**REQUIRED ACTION**
Please copy the leading lines of the entries below exactly, concluding with the line in which "functional: PBE" occurs.

◇ ◇ ◇ ◇
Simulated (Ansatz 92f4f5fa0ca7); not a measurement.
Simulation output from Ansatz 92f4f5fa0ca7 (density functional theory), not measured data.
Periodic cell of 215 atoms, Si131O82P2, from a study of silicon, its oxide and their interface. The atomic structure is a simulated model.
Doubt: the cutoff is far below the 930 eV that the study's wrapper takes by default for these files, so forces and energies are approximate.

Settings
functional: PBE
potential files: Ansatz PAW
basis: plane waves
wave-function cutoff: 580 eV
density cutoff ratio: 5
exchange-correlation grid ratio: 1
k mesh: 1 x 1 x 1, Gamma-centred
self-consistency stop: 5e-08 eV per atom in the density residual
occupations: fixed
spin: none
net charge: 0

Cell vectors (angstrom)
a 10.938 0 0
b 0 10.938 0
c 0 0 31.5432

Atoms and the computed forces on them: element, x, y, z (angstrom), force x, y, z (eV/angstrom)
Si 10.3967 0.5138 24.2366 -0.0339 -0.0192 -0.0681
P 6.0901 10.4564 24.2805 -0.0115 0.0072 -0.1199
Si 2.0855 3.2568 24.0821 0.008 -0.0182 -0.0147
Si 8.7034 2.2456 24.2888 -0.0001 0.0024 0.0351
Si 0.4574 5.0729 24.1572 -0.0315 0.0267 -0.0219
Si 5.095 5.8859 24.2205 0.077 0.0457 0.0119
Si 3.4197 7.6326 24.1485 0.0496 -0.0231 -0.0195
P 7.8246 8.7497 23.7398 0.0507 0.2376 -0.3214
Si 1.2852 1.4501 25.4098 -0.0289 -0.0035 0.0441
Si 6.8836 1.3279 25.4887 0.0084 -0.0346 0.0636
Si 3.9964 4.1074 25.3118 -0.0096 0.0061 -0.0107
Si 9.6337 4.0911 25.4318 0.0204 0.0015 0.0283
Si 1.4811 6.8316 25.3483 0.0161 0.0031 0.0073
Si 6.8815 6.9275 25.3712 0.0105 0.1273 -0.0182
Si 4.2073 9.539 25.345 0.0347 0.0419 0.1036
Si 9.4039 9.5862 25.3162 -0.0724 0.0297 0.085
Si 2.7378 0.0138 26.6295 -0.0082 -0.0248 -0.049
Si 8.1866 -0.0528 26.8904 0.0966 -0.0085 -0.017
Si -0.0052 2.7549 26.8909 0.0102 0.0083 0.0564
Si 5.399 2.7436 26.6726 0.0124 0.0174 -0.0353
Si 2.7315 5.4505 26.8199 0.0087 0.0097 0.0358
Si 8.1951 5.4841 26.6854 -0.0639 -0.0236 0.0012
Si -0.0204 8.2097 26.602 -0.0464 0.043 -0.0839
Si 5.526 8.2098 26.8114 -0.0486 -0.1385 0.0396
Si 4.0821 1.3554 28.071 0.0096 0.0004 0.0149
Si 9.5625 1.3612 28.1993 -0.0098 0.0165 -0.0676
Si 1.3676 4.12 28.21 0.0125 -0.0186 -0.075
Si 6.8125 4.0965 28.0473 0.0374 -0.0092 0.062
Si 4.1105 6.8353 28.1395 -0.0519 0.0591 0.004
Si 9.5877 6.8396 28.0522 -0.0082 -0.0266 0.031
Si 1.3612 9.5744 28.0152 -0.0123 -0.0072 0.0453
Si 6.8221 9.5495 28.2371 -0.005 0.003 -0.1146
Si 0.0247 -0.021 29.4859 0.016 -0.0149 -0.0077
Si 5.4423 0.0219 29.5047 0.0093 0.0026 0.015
◇ ◇ ◇ ◇

**PROBLEM SOLUTION**
Simulated (Ansatz 92f4f5fa0ca7); not a measurement.
Simulation output from Ansatz 92f4f5fa0ca7 (density functional theory), not measured data.
Periodic cell of 215 atoms, Si131O82P2, from a study of silicon, its oxide and their interface. The atomic structure is a simulated model.
Doubt: the cutoff is far below the 930 eV that the study's wrapper takes by default for these files, so forces and energies are approximate.

Settings
functional: PBE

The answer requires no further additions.